▸ **Supplied material**
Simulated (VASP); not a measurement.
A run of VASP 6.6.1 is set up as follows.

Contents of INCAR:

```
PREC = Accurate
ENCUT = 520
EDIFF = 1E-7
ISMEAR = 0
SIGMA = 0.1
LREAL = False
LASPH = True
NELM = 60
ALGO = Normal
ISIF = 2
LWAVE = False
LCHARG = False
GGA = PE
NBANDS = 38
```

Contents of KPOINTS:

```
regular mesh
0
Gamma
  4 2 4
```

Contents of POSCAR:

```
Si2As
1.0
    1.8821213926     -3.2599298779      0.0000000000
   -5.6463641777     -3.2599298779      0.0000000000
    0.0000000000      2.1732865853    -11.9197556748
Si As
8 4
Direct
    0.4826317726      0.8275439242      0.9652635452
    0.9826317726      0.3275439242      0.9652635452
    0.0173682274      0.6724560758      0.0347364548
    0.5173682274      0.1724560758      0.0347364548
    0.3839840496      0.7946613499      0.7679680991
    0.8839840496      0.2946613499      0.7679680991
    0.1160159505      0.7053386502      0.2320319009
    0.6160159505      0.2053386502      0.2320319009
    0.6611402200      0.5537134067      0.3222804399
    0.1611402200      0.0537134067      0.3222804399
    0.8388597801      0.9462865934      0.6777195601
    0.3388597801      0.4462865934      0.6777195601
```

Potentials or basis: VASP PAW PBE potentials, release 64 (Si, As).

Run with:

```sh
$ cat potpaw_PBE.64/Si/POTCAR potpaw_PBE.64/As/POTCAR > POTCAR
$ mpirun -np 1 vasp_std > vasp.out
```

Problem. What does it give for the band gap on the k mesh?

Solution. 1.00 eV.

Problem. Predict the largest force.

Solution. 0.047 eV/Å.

▸ **Brief**
The expected response is the material above given again line by line, from its first line to the line holding "Problem. Predict the largest force.", inclusive.

▸ **Solution**
Simulated (VASP); not a measurement.
A run of VASP 6.6.1 is set up as follows.

Contents of INCAR:

```
PREC = Accurate
ENCUT = 520
EDIFF = 1E-7
ISMEAR = 0
SIGMA = 0.1
LREAL = False
LASPH = True
NELM = 60
ALGO = Normal
ISIF = 2
LWAVE = False
LCHARG = False
GGA = PE
NBANDS = 38
```

Contents of KPOINTS:

```
regular mesh
0
Gamma
  4 2 4
```

Contents of POSCAR:

```
Si2As
1.0
    1.8821213926     -3.2599298779      0.0000000000
   -5.6463641777     -3.2599298779      0.0000000000
    0.0000000000      2.1732865853    -11.9197556748
Si As
8 4
Direct
    0.4826317726      0.8275439242      0.9652635452
    0.9826317726      0.3275439242      0.9652635452
    0.0173682274      0.6724560758      0.0347364548
    0.5173682274      0.1724560758      0.0347364548
    0.3839840496      0.7946613499      0.7679680991
    0.8839840496      0.2946613499      0.7679680991
    0.1160159505      0.7053386502      0.2320319009
    0.6160159505      0.2053386502      0.2320319009
    0.6611402200      0.5537134067      0.3222804399
    0.1611402200      0.0537134067      0.3222804399
    0.8388597801      0.9462865934      0.6777195601
    0.3388597801      0.4462865934      0.6777195601
```

Potentials or basis: VASP PAW PBE potentials, release 64 (Si, As).

Run with:

```sh
$ cat potpaw_PBE.64/Si/POTCAR potpaw_PBE.64/As/POTCAR > POTCAR
$ mpirun -np 1 vasp_std > vasp.out
```

Problem. What does it give for the band gap on the k mesh?

Solution. 1.00 eV.

Problem. Predict the largest force.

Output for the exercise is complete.